#### Given entries:
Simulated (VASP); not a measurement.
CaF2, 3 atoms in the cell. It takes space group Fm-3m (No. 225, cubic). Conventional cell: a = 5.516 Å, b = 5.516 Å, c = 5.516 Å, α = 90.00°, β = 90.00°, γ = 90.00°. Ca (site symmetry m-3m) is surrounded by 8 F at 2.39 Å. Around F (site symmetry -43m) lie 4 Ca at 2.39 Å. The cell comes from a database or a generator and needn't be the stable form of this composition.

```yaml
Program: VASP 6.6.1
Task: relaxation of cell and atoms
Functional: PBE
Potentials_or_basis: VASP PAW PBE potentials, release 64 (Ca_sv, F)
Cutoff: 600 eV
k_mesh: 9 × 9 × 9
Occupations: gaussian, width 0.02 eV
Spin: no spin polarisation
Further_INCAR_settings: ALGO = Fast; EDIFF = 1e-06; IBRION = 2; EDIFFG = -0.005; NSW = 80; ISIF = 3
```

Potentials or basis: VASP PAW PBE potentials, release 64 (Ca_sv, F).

#### Action item:
Your answer should be the full set of records above, restated exactly.

#### Answer box:
Simulated (VASP); not a measurement.
CaF2, 3 atoms in the cell. It takes space group Fm-3m (No. 225, cubic). Conventional cell: a = 5.516 Å, b = 5.516 Å, c = 5.516 Å, α = 90.00°, β = 90.00°, γ = 90.00°. Ca (site symmetry m-3m) is surrounded by 8 F at 2.39 Å. Around F (site symmetry -43m) lie 4 Ca at 2.39 Å. The cell comes from a database or a generator and needn't be the stable form of this composition.

```yaml
Program: VASP 6.6.1
Task: relaxation of cell and atoms
Functional: PBE
Potentials_or_basis: VASP PAW PBE potentials, release 64 (Ca_sv, F)
Cutoff: 600 eV
k_mesh: 9 × 9 × 9
Occupations: gaussian, width 0.02 eV
Spin: no spin polarisation
Further_INCAR_settings: ALGO = Fast; EDIFF = 1e-06; IBRION = 2; EDIFFG = -0.005; NSW = 80; ISIF = 3
```

Potentials or basis: VASP PAW PBE potentials, release 64 (Ca_sv, F).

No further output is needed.